WORK INSTRUCTION
All of the data below is to be copied exactly.

GIVEN DATA
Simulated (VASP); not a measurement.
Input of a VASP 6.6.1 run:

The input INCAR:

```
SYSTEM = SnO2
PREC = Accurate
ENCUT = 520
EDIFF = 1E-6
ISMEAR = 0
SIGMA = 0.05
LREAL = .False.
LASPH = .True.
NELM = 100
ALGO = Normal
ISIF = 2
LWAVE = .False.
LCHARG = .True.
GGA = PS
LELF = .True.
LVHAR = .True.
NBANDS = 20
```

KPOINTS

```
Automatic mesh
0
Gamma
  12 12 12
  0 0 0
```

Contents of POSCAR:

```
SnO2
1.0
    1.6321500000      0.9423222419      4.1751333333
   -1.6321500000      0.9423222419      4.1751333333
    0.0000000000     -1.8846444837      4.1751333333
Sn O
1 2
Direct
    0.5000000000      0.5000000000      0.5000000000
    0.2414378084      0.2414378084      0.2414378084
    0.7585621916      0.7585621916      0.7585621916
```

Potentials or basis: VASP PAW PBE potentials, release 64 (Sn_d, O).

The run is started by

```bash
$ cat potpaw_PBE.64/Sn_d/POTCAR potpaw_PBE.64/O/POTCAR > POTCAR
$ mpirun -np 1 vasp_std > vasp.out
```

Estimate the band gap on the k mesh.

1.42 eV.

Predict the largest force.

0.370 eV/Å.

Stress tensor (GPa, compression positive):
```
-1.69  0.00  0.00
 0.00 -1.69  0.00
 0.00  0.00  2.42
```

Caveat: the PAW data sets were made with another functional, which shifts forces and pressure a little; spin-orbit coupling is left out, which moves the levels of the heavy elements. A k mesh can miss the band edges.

ANSWER SPACE
Simulated (VASP); not a measurement.
Input of a VASP 6.6.1 run:

The input INCAR:

```
SYSTEM = SnO2
PREC = Accurate
ENCUT = 520
EDIFF = 1E-6
ISMEAR = 0
SIGMA = 0.05
LREAL = .False.
LASPH = .True.
NELM = 100
ALGO = Normal
ISIF = 2
LWAVE = .False.
LCHARG = .True.
GGA = PS
LELF = .True.
LVHAR = .True.
NBANDS = 20
```

KPOINTS

```
Automatic mesh
0
Gamma
  12 12 12
  0 0 0
```

Contents of POSCAR:

```
SnO2
1.0
    1.6321500000      0.9423222419      4.1751333333
   -1.6321500000      0.9423222419      4.1751333333
    0.0000000000     -1.8846444837      4.1751333333
Sn O
1 2
Direct
    0.5000000000      0.5000000000      0.5000000000
    0.2414378084      0.2414378084      0.2414378084
    0.7585621916      0.7585621916      0.7585621916
```

Potentials or basis: VASP PAW PBE potentials, release 64 (Sn_d, O).

The run is started by

```bash
$ cat potpaw_PBE.64/Sn_d/POTCAR potpaw_PBE.64/O/POTCAR > POTCAR
$ mpirun -np 1 vasp_std > vasp.out
```

Estimate the band gap on the k mesh.

1.42 eV.

Predict the largest force.

0.370 eV/Å.

Stress tensor (GPa, compression positive):
```
-1.69  0.00  0.00
 0.00 -1.69  0.00
 0.00  0.00  2.42
```

Caveat: the PAW data sets were made with another functional, which shifts forces and pressure a little; spin-orbit coupling is left out, which moves the levels of the heavy elements. A k mesh can miss the band edges.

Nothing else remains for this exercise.